** Available data follows **

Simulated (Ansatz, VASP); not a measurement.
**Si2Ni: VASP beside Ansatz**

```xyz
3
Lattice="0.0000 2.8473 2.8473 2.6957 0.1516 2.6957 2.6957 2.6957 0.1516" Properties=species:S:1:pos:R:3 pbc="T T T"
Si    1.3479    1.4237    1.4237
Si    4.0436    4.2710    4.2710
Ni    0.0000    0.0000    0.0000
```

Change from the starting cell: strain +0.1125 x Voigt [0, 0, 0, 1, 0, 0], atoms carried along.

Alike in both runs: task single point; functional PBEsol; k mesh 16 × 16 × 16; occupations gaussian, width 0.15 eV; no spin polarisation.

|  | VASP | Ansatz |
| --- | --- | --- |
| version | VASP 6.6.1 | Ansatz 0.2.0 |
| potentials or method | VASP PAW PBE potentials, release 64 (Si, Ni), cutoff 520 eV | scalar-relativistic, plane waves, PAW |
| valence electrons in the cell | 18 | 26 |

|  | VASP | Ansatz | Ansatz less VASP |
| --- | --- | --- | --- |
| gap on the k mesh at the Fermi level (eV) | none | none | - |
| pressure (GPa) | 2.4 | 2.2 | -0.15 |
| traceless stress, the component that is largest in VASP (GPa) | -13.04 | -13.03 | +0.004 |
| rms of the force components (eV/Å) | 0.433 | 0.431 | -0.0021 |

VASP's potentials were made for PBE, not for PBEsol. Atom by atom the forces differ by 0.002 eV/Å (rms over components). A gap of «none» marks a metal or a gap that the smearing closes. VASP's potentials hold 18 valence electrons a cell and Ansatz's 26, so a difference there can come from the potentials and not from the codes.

** End of Available data **

Everything from the first line of the listing above through the line holding "cell | 18 | 26 |" must be retyped exactly; nothing else belongs in the reply.

- Task response
Simulated (Ansatz, VASP); not a measurement.
**Si2Ni: VASP beside Ansatz**

```xyz
3
Lattice="0.0000 2.8473 2.8473 2.6957 0.1516 2.6957 2.6957 2.6957 0.1516" Properties=species:S:1:pos:R:3 pbc="T T T"
Si    1.3479    1.4237    1.4237
Si    4.0436    4.2710    4.2710
Ni    0.0000    0.0000    0.0000
```

Change from the starting cell: strain +0.1125 x Voigt [0, 0, 0, 1, 0, 0], atoms carried along.

Alike in both runs: task single point; functional PBEsol; k mesh 16 × 16 × 16; occupations gaussian, width 0.15 eV; no spin polarisation.

|  | VASP | Ansatz |
| --- | --- | --- |
| version | VASP 6.6.1 | Ansatz 0.2.0 |
| potentials or method | VASP PAW PBE potentials, release 64 (Si, Ni), cutoff 520 eV | scalar-relativistic, plane waves, PAW |
| valence electrons in the cell | 18 | 26 |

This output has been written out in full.